Records provided
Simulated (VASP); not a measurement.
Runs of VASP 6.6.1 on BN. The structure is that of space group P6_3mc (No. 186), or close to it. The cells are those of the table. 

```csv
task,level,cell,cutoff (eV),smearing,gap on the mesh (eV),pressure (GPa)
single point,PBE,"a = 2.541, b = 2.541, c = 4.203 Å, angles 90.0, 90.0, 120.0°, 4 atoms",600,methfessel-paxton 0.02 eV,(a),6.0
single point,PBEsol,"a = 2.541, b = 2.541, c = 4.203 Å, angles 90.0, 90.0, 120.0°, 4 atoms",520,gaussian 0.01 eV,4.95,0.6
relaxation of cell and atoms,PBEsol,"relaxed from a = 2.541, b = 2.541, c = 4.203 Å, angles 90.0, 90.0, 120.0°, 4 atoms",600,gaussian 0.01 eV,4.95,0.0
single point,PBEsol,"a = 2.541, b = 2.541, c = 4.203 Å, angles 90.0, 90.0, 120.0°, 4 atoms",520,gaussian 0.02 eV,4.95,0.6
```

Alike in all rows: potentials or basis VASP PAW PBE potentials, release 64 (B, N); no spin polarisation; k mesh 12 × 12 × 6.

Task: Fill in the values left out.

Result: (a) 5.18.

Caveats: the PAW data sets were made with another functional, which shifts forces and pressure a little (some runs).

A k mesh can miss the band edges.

Brief
When you come to the line containing "Alike in all", give it and stop; before that, repeat each line of the material exactly from the first one.

Answer space
Simulated (VASP); not a measurement.
Runs of VASP 6.6.1 on BN. The structure is that of space group P6_3mc (No. 186), or close to it. The cells are those of the table. 

```csv
task,level,cell,cutoff (eV),smearing,gap on the mesh (eV),pressure (GPa)
single point,PBE,"a = 2.541, b = 2.541, c = 4.203 Å, angles 90.0, 90.0, 120.0°, 4 atoms",600,methfessel-paxton 0.02 eV,(a),6.0
single point,PBEsol,"a = 2.541, b = 2.541, c = 4.203 Å, angles 90.0, 90.0, 120.0°, 4 atoms",520,gaussian 0.01 eV,4.95,0.6
relaxation of cell and atoms,PBEsol,"relaxed from a = 2.541, b = 2.541, c = 4.203 Å, angles 90.0, 90.0, 120.0°, 4 atoms",600,gaussian 0.01 eV,4.95,0.0
single point,PBEsol,"a = 2.541, b = 2.541, c = 4.203 Å, angles 90.0, 90.0, 120.0°, 4 atoms",520,gaussian 0.02 eV,4.95,0.6
```

Alike in all rows: potentials or basis VASP PAW PBE potentials, release 64 (B, N); no spin polarisation; k mesh 12 × 12 × 6.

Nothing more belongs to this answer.